Work request: Restate all of the entries exactly, each line as it stands.

Dataset records:
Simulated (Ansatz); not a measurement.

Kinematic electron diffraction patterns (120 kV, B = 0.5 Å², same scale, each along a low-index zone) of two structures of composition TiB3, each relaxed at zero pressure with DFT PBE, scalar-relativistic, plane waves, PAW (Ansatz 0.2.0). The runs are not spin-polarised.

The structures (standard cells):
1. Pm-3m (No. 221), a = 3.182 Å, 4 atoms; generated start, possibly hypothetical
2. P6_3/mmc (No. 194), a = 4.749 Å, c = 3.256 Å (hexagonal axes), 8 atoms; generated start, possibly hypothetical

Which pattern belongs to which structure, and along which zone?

Answer box:
Simulated (Ansatz); not a measurement.

Kinematic electron diffraction patterns (120 kV, B = 0.5 Å², same scale, each along a low-index zone) of two structures of composition TiB3, each relaxed at zero pressure with DFT PBE, scalar-relativistic, plane waves, PAW (Ansatz 0.2.0). The runs are not spin-polarised.

The structures (standard cells):
1. Pm-3m (No. 221), a = 3.182 Å, 4 atoms; generated start, possibly hypothetical
2. P6_3/mmc (No. 194), a = 4.749 Å, c = 3.256 Å (hexagonal axes), 8 atoms; generated start, possibly hypothetical

Which pattern belongs to which structure, and along which zone?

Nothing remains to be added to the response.